§ **RECORDS SHOWN**
.....

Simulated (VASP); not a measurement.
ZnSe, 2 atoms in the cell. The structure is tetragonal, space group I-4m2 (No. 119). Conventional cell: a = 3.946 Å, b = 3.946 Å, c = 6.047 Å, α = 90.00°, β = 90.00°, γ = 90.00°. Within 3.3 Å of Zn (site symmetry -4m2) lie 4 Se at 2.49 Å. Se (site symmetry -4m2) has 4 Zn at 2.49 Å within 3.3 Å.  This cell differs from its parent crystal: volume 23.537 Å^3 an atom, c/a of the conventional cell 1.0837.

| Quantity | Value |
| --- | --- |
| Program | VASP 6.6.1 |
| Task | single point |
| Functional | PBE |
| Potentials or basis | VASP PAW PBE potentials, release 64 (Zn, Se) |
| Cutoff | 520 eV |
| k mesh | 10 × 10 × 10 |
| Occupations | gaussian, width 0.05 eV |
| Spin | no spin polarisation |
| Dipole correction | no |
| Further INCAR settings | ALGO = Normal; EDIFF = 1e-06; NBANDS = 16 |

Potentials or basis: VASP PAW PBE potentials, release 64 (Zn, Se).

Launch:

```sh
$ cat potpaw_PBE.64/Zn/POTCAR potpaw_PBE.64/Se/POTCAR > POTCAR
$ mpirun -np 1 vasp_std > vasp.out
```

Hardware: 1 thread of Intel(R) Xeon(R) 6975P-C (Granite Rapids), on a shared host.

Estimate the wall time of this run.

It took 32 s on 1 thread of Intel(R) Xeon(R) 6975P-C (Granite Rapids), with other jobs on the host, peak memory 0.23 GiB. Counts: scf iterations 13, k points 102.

.....

§ **ASSIGNED TASK**
The required output is the exact run of lines from the beginning of the records to the line with "VASP 6.6.1 |", that line included.

§ **WRITTEN REPLY**
Simulated (VASP); not a measurement.
ZnSe, 2 atoms in the cell. The structure is tetragonal, space group I-4m2 (No. 119). Conventional cell: a = 3.946 Å, b = 3.946 Å, c = 6.047 Å, α = 90.00°, β = 90.00°, γ = 90.00°. Within 3.3 Å of Zn (site symmetry -4m2) lie 4 Se at 2.49 Å. Se (site symmetry -4m2) has 4 Zn at 2.49 Å within 3.3 Å.  This cell differs from its parent crystal: volume 23.537 Å^3 an atom, c/a of the conventional cell 1.0837.

| Quantity | Value |
| --- | --- |
| Program | VASP 6.6.1 |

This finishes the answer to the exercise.